━━━━━━

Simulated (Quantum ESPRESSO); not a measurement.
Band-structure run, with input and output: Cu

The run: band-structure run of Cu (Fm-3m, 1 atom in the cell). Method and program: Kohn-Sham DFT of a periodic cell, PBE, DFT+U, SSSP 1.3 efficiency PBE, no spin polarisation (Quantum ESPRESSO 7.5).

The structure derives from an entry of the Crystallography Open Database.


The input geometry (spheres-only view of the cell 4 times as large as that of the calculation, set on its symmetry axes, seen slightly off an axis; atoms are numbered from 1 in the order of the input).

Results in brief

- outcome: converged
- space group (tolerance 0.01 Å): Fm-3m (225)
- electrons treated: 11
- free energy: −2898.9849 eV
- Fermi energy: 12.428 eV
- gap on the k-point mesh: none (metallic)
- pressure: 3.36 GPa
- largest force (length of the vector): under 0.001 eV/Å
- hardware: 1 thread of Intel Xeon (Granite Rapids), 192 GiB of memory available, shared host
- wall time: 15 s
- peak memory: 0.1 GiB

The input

━━━━━━

Find "- hardware: 1" in the entries above and copy that whole line exactly, then each line after it through the line that contains "- peak memory: 0.1 GiB".

- Written reply:
- hardware: 1 thread of Intel Xeon (Granite Rapids), 192 GiB of memory available, shared host
- wall time: 15 s
- peak memory: 0.1 GiB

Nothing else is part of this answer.